━━━ DATA SHOWN
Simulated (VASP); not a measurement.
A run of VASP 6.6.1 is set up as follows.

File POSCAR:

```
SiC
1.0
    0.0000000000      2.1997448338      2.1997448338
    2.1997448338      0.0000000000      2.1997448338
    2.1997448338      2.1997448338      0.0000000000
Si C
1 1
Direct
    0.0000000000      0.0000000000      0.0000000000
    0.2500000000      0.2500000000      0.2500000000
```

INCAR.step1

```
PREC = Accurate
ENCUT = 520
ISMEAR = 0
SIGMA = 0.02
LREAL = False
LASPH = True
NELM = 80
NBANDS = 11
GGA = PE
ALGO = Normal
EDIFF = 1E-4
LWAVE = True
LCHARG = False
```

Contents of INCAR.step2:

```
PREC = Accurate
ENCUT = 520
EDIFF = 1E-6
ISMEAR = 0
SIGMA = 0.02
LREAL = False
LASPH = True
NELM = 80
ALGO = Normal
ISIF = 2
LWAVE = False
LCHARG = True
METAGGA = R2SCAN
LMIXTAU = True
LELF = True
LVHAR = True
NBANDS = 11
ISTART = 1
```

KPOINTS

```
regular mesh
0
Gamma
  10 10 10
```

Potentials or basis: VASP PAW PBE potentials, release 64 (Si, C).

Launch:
━━━━━━

#### WORK REQUEST
Retype exactly the lines of the data above that fall between the line with "INCAR.step1" and the line with "Potentials or basis: VASP", inclusive, and add nothing.

#### REPLY
INCAR.step1

```
PREC = Accurate
ENCUT = 520
ISMEAR = 0
SIGMA = 0.02
LREAL = False
LASPH = True
NELM = 80
NBANDS = 11
GGA = PE
ALGO = Normal
EDIFF = 1E-4
LWAVE = True
LCHARG = False
```

Contents of INCAR.step2:

```
PREC = Accurate
ENCUT = 520
EDIFF = 1E-6
ISMEAR = 0
SIGMA = 0.02
LREAL = False
LASPH = True
NELM = 80
ALGO = Normal
ISIF = 2
LWAVE = False
LCHARG = True
METAGGA = R2SCAN
LMIXTAU = True
LELF = True
LVHAR = True
NBANDS = 11
ISTART = 1
```

KPOINTS

```
regular mesh
0
Gamma
  10 10 10
```

Potentials or basis: VASP PAW PBE potentials, release 64 (Si, C).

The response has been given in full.